- _Work item_:
Retype exactly the lines below, beginning with the first and ending with the line where "Potentials or basis: VASP" appears.

━━━━━━━━━━

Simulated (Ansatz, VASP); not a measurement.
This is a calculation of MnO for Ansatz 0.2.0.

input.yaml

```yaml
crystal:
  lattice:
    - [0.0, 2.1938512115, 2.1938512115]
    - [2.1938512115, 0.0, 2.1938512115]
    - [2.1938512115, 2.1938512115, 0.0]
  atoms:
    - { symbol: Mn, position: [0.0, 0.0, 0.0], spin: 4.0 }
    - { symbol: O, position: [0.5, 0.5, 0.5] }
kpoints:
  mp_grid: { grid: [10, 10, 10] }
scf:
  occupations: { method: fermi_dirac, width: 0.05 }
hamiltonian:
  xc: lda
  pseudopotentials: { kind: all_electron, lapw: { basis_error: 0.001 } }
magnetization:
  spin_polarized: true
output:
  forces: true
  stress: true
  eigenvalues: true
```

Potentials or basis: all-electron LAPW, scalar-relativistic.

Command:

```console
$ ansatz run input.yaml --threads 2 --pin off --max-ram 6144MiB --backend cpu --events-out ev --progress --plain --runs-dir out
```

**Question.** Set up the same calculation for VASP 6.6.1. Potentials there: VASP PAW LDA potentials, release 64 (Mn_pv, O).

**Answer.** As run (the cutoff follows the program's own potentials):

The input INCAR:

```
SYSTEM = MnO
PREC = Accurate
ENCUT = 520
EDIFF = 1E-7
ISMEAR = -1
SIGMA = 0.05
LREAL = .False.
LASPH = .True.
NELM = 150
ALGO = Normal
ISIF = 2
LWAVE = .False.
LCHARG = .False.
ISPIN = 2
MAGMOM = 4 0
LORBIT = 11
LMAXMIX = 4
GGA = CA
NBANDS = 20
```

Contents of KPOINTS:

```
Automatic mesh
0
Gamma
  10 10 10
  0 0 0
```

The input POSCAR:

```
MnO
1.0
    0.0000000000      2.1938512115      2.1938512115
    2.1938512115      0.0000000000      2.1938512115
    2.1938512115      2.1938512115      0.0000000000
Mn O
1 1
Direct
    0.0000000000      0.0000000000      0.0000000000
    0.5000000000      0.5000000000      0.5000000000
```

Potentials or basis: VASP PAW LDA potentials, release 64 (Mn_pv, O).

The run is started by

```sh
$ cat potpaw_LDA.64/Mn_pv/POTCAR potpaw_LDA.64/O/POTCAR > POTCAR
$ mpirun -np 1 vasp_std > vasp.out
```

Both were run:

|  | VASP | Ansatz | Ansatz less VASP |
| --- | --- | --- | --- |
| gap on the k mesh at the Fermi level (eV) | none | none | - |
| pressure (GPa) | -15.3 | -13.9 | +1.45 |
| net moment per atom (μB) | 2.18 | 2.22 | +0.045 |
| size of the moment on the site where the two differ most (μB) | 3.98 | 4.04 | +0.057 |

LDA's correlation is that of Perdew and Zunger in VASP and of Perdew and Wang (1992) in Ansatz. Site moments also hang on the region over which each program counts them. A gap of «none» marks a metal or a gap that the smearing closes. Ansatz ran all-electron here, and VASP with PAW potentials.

━━━━━━━━━━

- _Exercise answer_:
Simulated (Ansatz, VASP); not a measurement.
This is a calculation of MnO for Ansatz 0.2.0.

input.yaml

```yaml
crystal:
  lattice:
    - [0.0, 2.1938512115, 2.1938512115]
    - [2.1938512115, 0.0, 2.1938512115]
    - [2.1938512115, 2.1938512115, 0.0]
  atoms:
    - { symbol: Mn, position: [0.0, 0.0, 0.0], spin: 4.0 }
    - { symbol: O, position: [0.5, 0.5, 0.5] }
kpoints:
  mp_grid: { grid: [10, 10, 10] }
scf:
  occupations: { method: fermi_dirac, width: 0.05 }
hamiltonian:
  xc: lda
  pseudopotentials: { kind: all_electron, lapw: { basis_error: 0.001 } }
magnetization:
  spin_polarized: true
output:
  forces: true
  stress: true
  eigenvalues: true
```

Potentials or basis: all-electron LAPW, scalar-relativistic.

Command:

```console
$ ansatz run input.yaml --threads 2 --pin off --max-ram 6144MiB --backend cpu --events-out ev --progress --plain --runs-dir out
```

**Question.** Set up the same calculation for VASP 6.6.1. Potentials there: VASP PAW LDA potentials, release 64 (Mn_pv, O).

**Answer.** As run (the cutoff follows the program's own potentials):

The input INCAR:

```
SYSTEM = MnO
PREC = Accurate
ENCUT = 520
EDIFF = 1E-7
ISMEAR = -1
SIGMA = 0.05
LREAL = .False.
LASPH = .True.
NELM = 150
ALGO = Normal
ISIF = 2
LWAVE = .False.
LCHARG = .False.
ISPIN = 2
MAGMOM = 4 0
LORBIT = 11
LMAXMIX = 4
GGA = CA
NBANDS = 20
```

Contents of KPOINTS:

```
Automatic mesh
0
Gamma
  10 10 10
  0 0 0
```

The input POSCAR:

```
MnO
1.0
    0.0000000000      2.1938512115      2.1938512115
    2.1938512115      0.0000000000      2.1938512115
    2.1938512115      2.1938512115      0.0000000000
Mn O
1 1
Direct
    0.0000000000      0.0000000000      0.0000000000
    0.5000000000      0.5000000000      0.5000000000
```

Potentials or basis: VASP PAW LDA potentials, release 64 (Mn_pv, O).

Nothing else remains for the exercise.